* Provided information *
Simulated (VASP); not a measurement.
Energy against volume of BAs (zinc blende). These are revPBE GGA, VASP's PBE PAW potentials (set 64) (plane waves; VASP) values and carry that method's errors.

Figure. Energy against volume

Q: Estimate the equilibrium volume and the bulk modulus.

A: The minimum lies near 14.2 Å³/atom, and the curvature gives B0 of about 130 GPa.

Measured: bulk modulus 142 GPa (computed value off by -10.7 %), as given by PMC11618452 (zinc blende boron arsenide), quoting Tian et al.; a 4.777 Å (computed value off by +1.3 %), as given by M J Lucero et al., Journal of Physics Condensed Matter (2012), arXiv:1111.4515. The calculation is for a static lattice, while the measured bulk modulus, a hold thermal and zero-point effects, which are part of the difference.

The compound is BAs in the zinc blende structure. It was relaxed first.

* Work request *
Print all the material, keeping every line identical to the original.

* Your solution *
Simulated (VASP); not a measurement.
Energy against volume of BAs (zinc blende). These are revPBE GGA, VASP's PBE PAW potentials (set 64) (plane waves; VASP) values and carry that method's errors.

Figure. Energy against volume

Q: Estimate the equilibrium volume and the bulk modulus.

A: The minimum lies near 14.2 Å³/atom, and the curvature gives B0 of about 130 GPa.

Measured: bulk modulus 142 GPa (computed value off by -10.7 %), as given by PMC11618452 (zinc blende boron arsenide), quoting Tian et al.; a 4.777 Å (computed value off by +1.3 %), as given by M J Lucero et al., Journal of Physics Condensed Matter (2012), arXiv:1111.4515. The calculation is for a static lattice, while the measured bulk modulus, a hold thermal and zero-point effects, which are part of the difference.

The compound is BAs in the zinc blende structure. It was relaxed first.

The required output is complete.